(Records supplied begins)
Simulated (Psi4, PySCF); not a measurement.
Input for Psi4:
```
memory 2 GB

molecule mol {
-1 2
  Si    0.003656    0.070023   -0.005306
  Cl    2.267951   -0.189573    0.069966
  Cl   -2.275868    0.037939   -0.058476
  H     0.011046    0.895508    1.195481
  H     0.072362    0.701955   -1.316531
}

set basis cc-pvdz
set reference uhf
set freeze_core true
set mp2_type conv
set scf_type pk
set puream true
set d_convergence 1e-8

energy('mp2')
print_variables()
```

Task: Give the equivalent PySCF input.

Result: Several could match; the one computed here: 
(Records supplied ends)

Action item
Return each entry without altering a single word.

Expected answer
Simulated (Psi4, PySCF); not a measurement.
Input for Psi4:
```
memory 2 GB

molecule mol {
-1 2
  Si    0.003656    0.070023   -0.005306
  Cl    2.267951   -0.189573    0.069966
  Cl   -2.275868    0.037939   -0.058476
  H     0.011046    0.895508    1.195481
  H     0.072362    0.701955   -1.316531
}

set basis cc-pvdz
set reference uhf
set freeze_core true
set mp2_type conv
set scf_type pk
set puream true
set d_convergence 1e-8

energy('mp2')
print_variables()
```

Task: Give the equivalent PySCF input.

Result: Several could match; the one computed here: 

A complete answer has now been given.